### DATA PROVIDED
==================================================
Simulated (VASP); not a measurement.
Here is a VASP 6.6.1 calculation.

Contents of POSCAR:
==================================================

### WORK ORDER
Show the data once more, exactly as it was written.

### YOUR SOLUTION
Simulated (VASP); not a measurement.
Here is a VASP 6.6.1 calculation.

Contents of POSCAR:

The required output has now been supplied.